**Provided data**
***

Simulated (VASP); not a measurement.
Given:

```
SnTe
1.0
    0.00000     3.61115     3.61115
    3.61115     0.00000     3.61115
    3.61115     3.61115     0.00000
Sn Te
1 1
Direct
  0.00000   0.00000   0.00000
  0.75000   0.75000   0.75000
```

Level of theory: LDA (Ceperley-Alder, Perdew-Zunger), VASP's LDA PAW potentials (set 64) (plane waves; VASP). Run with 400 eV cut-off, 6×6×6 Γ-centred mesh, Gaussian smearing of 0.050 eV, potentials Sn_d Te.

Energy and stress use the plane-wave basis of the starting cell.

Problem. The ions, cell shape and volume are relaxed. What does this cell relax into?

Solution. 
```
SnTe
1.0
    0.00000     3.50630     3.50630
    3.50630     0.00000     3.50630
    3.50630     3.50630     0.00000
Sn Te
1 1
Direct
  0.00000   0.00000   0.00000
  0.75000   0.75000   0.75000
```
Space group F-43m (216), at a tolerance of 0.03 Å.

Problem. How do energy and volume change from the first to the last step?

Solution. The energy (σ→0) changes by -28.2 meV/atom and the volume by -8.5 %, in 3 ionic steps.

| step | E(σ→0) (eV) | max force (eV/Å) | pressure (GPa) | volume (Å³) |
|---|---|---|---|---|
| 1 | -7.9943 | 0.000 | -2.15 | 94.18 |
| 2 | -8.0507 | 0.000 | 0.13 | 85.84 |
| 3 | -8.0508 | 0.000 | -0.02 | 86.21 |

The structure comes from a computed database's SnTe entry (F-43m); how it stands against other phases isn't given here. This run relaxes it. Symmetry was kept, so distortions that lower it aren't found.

***

**Action item**
Reproduce verbatim only the segment of the listing bounded by the line containing "Problem. The ions, cell" and the line containing "-0.02 | 86.21 |", with both boundary lines included.

**Worked solution**
Problem. The ions, cell shape and volume are relaxed. What does this cell relax into?

Solution. 
```
SnTe
1.0
    0.00000     3.50630     3.50630
    3.50630     0.00000     3.50630
    3.50630     3.50630     0.00000
Sn Te
1 1
Direct
  0.00000   0.00000   0.00000
  0.75000   0.75000   0.75000
```
Space group F-43m (216), at a tolerance of 0.03 Å.

Problem. How do energy and volume change from the first to the last step?

Solution. The energy (σ→0) changes by -28.2 meV/atom and the volume by -8.5 %, in 3 ionic steps.

| step | E(σ→0) (eV) | max force (eV/Å) | pressure (GPa) | volume (Å³) |
|---|---|---|---|---|
| 1 | -7.9943 | 0.000 | -2.15 | 94.18 |
| 2 | -8.0507 | 0.000 | 0.13 | 85.84 |
| 3 | -8.0508 | 0.000 | -0.02 | 86.21 |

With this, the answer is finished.